Work request: Retype each line exactly as it stands, beginning at the first line of the material and finishing with the line that contains "Task: Estimate the wall time of this run.".

Segment Start: Available data

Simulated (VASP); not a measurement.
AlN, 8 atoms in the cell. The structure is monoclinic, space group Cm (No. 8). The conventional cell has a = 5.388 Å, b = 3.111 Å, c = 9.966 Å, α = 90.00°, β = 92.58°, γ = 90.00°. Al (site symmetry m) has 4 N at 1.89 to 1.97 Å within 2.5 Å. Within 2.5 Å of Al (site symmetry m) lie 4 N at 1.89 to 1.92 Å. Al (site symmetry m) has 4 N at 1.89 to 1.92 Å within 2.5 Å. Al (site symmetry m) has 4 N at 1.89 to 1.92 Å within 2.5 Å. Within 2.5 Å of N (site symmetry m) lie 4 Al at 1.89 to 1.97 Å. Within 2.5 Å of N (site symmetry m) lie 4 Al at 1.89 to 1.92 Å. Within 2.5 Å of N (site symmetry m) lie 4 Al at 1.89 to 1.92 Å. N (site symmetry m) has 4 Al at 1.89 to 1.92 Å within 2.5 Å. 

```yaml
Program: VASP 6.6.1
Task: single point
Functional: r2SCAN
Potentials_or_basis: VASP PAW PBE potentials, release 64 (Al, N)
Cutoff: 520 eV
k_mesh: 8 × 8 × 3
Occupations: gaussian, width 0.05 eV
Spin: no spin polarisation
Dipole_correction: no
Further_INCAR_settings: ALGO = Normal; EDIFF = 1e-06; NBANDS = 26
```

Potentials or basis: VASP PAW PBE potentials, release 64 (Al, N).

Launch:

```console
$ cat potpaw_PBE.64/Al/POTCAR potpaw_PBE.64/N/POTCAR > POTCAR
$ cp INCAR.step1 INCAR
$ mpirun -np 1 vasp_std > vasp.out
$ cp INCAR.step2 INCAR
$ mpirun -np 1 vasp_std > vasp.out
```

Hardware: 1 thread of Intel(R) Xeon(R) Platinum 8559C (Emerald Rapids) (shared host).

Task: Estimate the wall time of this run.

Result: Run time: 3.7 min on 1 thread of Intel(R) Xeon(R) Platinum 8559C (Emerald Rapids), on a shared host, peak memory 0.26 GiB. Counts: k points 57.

Segment End: Available data

Worked solution:
Simulated (VASP); not a measurement.
AlN, 8 atoms in the cell. The structure is monoclinic, space group Cm (No. 8). The conventional cell has a = 5.388 Å, b = 3.111 Å, c = 9.966 Å, α = 90.00°, β = 92.58°, γ = 90.00°. Al (site symmetry m) has 4 N at 1.89 to 1.97 Å within 2.5 Å. Within 2.5 Å of Al (site symmetry m) lie 4 N at 1.89 to 1.92 Å. Al (site symmetry m) has 4 N at 1.89 to 1.92 Å within 2.5 Å. Al (site symmetry m) has 4 N at 1.89 to 1.92 Å within 2.5 Å. Within 2.5 Å of N (site symmetry m) lie 4 Al at 1.89 to 1.97 Å. Within 2.5 Å of N (site symmetry m) lie 4 Al at 1.89 to 1.92 Å. Within 2.5 Å of N (site symmetry m) lie 4 Al at 1.89 to 1.92 Å. N (site symmetry m) has 4 Al at 1.89 to 1.92 Å within 2.5 Å. 

```yaml
Program: VASP 6.6.1
Task: single point
Functional: r2SCAN
Potentials_or_basis: VASP PAW PBE potentials, release 64 (Al, N)
Cutoff: 520 eV
k_mesh: 8 × 8 × 3
Occupations: gaussian, width 0.05 eV
Spin: no spin polarisation
Dipole_correction: no
Further_INCAR_settings: ALGO = Normal; EDIFF = 1e-06; NBANDS = 26
```

Potentials or basis: VASP PAW PBE potentials, release 64 (Al, N).

Launch:

```console
$ cat potpaw_PBE.64/Al/POTCAR potpaw_PBE.64/N/POTCAR > POTCAR
$ cp INCAR.step1 INCAR
$ mpirun -np 1 vasp_std > vasp.out
$ cp INCAR.step2 INCAR
$ mpirun -np 1 vasp_std > vasp.out
```

Hardware: 1 thread of Intel(R) Xeon(R) Platinum 8559C (Emerald Rapids) (shared host).

Task: Estimate the wall time of this run.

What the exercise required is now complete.